§ **Data records**:
:::
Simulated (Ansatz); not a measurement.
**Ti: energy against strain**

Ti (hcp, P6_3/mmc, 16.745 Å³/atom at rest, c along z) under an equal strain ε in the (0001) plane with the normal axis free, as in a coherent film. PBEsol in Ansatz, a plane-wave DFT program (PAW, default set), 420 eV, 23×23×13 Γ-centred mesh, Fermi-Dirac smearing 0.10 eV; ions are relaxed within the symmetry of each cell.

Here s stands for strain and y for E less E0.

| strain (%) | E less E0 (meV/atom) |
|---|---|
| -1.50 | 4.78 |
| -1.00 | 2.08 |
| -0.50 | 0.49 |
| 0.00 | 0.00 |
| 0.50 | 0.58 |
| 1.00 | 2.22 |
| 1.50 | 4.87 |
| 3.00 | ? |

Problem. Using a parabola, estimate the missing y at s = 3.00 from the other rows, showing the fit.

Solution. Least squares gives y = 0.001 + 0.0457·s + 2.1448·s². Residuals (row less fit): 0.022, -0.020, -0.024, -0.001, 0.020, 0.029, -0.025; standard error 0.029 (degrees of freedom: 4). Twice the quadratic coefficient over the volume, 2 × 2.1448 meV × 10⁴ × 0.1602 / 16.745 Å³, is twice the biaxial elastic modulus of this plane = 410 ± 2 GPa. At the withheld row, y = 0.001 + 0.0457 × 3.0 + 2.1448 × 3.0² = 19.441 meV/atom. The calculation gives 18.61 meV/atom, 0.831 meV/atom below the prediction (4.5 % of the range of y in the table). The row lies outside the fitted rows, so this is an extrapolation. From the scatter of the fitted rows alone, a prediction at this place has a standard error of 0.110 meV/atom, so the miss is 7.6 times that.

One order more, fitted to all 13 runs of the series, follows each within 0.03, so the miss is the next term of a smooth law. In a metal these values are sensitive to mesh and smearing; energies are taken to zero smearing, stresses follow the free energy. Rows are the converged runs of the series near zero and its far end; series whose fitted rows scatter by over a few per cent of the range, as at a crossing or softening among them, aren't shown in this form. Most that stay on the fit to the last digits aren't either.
:::

§ **Work order**:
Would you please write out, exactly and with no other lines, the stretch of the listing above from the line containing "0.00 | 0.00 |" through the line containing "Problem. Using a"?

§ **Answer section**:
| 0.00 | 0.00 |
| 0.50 | 0.58 |
| 1.00 | 2.22 |
| 1.50 | 4.87 |
| 3.00 | ? |

Problem. Using a parabola, estimate the missing y at s = 3.00 from the other rows, showing the fit.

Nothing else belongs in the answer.